- [WORK ITEM] What you return must be an exact copy of the lines in the listing below between the line holding "Property | Result |" and the line holding "correction | no |", inclusive, and nothing more.

━━ RECORDS SUPPLIED

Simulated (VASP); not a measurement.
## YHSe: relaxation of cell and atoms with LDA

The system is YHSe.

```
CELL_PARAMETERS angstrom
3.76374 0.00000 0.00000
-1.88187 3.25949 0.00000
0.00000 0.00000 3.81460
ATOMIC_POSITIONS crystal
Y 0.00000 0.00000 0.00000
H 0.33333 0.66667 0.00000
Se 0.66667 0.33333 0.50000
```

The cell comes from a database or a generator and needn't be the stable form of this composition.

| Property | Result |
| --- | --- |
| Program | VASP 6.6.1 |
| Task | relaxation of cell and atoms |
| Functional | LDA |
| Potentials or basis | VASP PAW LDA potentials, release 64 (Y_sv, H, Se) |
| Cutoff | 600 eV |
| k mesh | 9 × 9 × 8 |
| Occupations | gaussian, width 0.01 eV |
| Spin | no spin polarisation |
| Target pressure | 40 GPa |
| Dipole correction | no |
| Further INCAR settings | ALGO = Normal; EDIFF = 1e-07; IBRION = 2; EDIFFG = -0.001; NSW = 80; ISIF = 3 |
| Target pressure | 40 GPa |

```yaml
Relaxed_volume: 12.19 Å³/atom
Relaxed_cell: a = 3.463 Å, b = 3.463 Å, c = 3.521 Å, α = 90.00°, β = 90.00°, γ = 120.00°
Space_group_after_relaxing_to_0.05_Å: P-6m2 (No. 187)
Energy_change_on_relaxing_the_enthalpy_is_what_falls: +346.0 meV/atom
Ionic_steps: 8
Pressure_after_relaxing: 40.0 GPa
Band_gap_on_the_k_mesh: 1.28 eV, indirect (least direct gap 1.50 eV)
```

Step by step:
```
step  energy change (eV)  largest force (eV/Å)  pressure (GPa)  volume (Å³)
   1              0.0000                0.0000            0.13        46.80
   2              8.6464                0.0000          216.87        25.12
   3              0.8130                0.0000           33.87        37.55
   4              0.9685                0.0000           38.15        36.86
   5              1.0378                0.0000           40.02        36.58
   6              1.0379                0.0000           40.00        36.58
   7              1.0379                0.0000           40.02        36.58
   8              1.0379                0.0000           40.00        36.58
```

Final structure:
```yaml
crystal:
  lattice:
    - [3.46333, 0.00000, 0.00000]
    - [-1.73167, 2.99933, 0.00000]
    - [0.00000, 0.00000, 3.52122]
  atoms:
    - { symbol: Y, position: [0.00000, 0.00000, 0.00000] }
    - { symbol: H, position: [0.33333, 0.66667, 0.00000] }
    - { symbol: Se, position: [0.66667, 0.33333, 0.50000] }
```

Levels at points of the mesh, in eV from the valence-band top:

━━━━

- [WRITTEN ANSWER]
| Property | Result |
| --- | --- |
| Program | VASP 6.6.1 |
| Task | relaxation of cell and atoms |
| Functional | LDA |
| Potentials or basis | VASP PAW LDA potentials, release 64 (Y_sv, H, Se) |
| Cutoff | 600 eV |
| k mesh | 9 × 9 × 8 |
| Occupations | gaussian, width 0.01 eV |
| Spin | no spin polarisation |
| Target pressure | 40 GPa |
| Dipole correction | no |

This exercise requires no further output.